(Brief)
Beginning with the opening line, restate the following material exactly, up through the line that contains "the relaxation end?".

(Data provided)
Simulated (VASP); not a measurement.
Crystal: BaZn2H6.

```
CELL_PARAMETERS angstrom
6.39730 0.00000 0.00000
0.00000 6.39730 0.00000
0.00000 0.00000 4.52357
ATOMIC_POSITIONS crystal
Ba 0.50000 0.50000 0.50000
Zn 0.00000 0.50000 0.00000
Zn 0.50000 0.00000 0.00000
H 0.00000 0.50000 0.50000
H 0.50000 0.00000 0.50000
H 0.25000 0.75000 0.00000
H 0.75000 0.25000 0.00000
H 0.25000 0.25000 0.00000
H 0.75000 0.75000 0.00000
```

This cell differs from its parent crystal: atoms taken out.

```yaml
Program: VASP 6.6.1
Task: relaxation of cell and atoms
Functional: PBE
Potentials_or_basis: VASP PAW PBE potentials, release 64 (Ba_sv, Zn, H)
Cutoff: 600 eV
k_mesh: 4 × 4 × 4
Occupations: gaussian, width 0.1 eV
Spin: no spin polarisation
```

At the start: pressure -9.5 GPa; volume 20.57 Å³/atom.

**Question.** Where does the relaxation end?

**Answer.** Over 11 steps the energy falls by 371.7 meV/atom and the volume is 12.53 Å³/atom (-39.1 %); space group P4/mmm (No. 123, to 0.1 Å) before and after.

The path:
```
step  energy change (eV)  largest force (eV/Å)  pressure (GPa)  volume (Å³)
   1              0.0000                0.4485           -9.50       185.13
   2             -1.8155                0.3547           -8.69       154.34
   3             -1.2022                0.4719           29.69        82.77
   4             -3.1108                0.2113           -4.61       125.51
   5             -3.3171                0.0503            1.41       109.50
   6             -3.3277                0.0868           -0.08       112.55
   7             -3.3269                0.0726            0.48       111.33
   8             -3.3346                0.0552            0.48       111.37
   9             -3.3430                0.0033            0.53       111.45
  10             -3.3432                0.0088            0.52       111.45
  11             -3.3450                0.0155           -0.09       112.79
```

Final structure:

(Task output)
Simulated (VASP); not a measurement.
Crystal: BaZn2H6.

```
CELL_PARAMETERS angstrom
6.39730 0.00000 0.00000
0.00000 6.39730 0.00000
0.00000 0.00000 4.52357
ATOMIC_POSITIONS crystal
Ba 0.50000 0.50000 0.50000
Zn 0.00000 0.50000 0.00000
Zn 0.50000 0.00000 0.00000
H 0.00000 0.50000 0.50000
H 0.50000 0.00000 0.50000
H 0.25000 0.75000 0.00000
H 0.75000 0.25000 0.00000
H 0.25000 0.25000 0.00000
H 0.75000 0.75000 0.00000
```

This cell differs from its parent crystal: atoms taken out.

```yaml
Program: VASP 6.6.1
Task: relaxation of cell and atoms
Functional: PBE
Potentials_or_basis: VASP PAW PBE potentials, release 64 (Ba_sv, Zn, H)
Cutoff: 600 eV
k_mesh: 4 × 4 × 4
Occupations: gaussian, width 0.1 eV
Spin: no spin polarisation
```

At the start: pressure -9.5 GPa; volume 20.57 Å³/atom.

**Question.** Where does the relaxation end?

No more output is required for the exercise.